(Record excerpts begins)

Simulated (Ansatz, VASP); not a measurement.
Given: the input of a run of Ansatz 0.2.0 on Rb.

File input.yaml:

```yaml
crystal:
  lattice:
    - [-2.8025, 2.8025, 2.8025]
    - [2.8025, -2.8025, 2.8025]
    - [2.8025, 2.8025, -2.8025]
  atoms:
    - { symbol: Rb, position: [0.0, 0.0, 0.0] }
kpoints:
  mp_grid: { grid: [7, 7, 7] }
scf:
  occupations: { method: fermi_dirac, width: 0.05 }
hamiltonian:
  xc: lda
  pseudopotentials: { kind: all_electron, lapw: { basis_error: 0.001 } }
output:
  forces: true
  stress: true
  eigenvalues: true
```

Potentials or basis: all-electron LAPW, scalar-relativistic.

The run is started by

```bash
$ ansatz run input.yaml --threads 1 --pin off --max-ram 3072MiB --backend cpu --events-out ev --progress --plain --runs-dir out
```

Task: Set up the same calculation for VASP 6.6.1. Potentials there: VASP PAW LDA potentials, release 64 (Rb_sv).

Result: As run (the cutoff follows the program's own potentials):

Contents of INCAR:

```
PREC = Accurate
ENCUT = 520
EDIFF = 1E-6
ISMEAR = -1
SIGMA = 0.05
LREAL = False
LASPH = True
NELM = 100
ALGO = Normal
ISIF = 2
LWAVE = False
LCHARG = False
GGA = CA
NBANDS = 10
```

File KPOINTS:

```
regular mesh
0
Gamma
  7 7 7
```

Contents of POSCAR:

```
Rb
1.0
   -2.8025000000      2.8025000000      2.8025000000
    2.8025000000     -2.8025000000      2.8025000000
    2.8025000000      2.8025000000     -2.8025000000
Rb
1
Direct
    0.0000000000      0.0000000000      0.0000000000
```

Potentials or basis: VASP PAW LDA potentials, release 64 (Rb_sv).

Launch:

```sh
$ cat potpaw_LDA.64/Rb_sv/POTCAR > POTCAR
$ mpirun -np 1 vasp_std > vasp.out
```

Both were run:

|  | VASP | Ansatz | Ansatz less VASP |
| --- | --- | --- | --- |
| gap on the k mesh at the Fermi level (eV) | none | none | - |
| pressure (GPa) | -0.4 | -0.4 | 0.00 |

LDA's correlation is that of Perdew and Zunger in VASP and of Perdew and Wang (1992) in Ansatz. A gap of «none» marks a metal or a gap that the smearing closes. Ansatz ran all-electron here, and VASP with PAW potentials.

(Record excerpts ends)

*Assigned task*
Repeat the entries above exactly, from the first line through the line containing "-0.4 | 0.00 |".

*Reply*
Simulated (Ansatz, VASP); not a measurement.
Given: the input of a run of Ansatz 0.2.0 on Rb.

File input.yaml:

```yaml
crystal:
  lattice:
    - [-2.8025, 2.8025, 2.8025]
    - [2.8025, -2.8025, 2.8025]
    - [2.8025, 2.8025, -2.8025]
  atoms:
    - { symbol: Rb, position: [0.0, 0.0, 0.0] }
kpoints:
  mp_grid: { grid: [7, 7, 7] }
scf:
  occupations: { method: fermi_dirac, width: 0.05 }
hamiltonian:
  xc: lda
  pseudopotentials: { kind: all_electron, lapw: { basis_error: 0.001 } }
output:
  forces: true
  stress: true
  eigenvalues: true
```

Potentials or basis: all-electron LAPW, scalar-relativistic.

The run is started by

```bash
$ ansatz run input.yaml --threads 1 --pin off --max-ram 3072MiB --backend cpu --events-out ev --progress --plain --runs-dir out
```

Task: Set up the same calculation for VASP 6.6.1. Potentials there: VASP PAW LDA potentials, release 64 (Rb_sv).

Result: As run (the cutoff follows the program's own potentials):

Contents of INCAR:

```
PREC = Accurate
ENCUT = 520
EDIFF = 1E-6
ISMEAR = -1
SIGMA = 0.05
LREAL = False
LASPH = True
NELM = 100
ALGO = Normal
ISIF = 2
LWAVE = False
LCHARG = False
GGA = CA
NBANDS = 10
```

File KPOINTS:

```
regular mesh
0
Gamma
  7 7 7
```

Contents of POSCAR:

```
Rb
1.0
   -2.8025000000      2.8025000000      2.8025000000
    2.8025000000     -2.8025000000      2.8025000000
    2.8025000000      2.8025000000     -2.8025000000
Rb
1
Direct
    0.0000000000      0.0000000000      0.0000000000
```

Potentials or basis: VASP PAW LDA potentials, release 64 (Rb_sv).

Launch:

```sh
$ cat potpaw_LDA.64/Rb_sv/POTCAR > POTCAR
$ mpirun -np 1 vasp_std > vasp.out
```

Both were run:

|  | VASP | Ansatz | Ansatz less VASP |
| --- | --- | --- | --- |
| gap on the k mesh at the Fermi level (eV) | none | none | - |
| pressure (GPa) | -0.4 | -0.4 | 0.00 |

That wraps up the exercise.